→ Activity
Copy the data below. Keep every line exactly as it is.

..........
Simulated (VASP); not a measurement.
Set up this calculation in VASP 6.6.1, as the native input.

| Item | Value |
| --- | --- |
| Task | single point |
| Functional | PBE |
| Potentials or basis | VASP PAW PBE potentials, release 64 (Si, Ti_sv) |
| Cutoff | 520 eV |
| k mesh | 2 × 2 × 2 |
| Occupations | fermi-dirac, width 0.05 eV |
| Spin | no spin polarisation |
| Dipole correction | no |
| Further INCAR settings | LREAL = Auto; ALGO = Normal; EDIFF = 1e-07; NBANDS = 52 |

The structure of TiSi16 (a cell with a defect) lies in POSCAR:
..........

→ Exercise output
Simulated (VASP); not a measurement.
Set up this calculation in VASP 6.6.1, as the native input.

| Item | Value |
| --- | --- |
| Task | single point |
| Functional | PBE |
| Potentials or basis | VASP PAW PBE potentials, release 64 (Si, Ti_sv) |
| Cutoff | 520 eV |
| k mesh | 2 × 2 × 2 |
| Occupations | fermi-dirac, width 0.05 eV |
| Spin | no spin polarisation |
| Dipole correction | no |
| Further INCAR settings | LREAL = Auto; ALGO = Normal; EDIFF = 1e-07; NBANDS = 52 |

The structure of TiSi16 (a cell with a defect) lies in POSCAR:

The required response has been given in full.